Work request ▸ Answer with the exact lines of the following material from the one containing "No structure file" through the one containing "### 2 The code", both end lines included.

Data extracts ▸
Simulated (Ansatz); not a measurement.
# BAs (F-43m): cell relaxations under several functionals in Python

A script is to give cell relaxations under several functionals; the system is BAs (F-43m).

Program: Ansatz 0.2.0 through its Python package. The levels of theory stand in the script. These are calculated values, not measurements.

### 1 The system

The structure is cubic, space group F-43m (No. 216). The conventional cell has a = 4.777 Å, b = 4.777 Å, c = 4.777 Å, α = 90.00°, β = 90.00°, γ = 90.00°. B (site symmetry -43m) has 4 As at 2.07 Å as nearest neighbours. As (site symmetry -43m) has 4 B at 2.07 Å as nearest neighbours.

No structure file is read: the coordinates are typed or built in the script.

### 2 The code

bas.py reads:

Your solution ▸
No structure file is read: the coordinates are typed or built in the script.

### 2 The code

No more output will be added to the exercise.